Work task =>
Can you quote the records below in full, word for word?

═══ Given information

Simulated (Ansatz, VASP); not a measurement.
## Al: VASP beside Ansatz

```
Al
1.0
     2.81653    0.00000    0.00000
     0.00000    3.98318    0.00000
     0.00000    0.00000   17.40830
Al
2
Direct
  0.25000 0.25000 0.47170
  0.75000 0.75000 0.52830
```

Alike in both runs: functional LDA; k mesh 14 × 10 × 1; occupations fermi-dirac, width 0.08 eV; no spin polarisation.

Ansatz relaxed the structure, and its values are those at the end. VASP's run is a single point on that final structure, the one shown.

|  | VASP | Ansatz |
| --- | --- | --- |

══════

Written reply =>
Simulated (Ansatz, VASP); not a measurement.
## Al: VASP beside Ansatz

```
Al
1.0
     2.81653    0.00000    0.00000
     0.00000    3.98318    0.00000
     0.00000    0.00000   17.40830
Al
2
Direct
  0.25000 0.25000 0.47170
  0.75000 0.75000 0.52830
```

Alike in both runs: functional LDA; k mesh 14 × 10 × 1; occupations fermi-dirac, width 0.08 eV; no spin polarisation.

Ansatz relaxed the structure, and its values are those at the end. VASP's run is a single point on that final structure, the one shown.

|  | VASP | Ansatz |
| --- | --- | --- |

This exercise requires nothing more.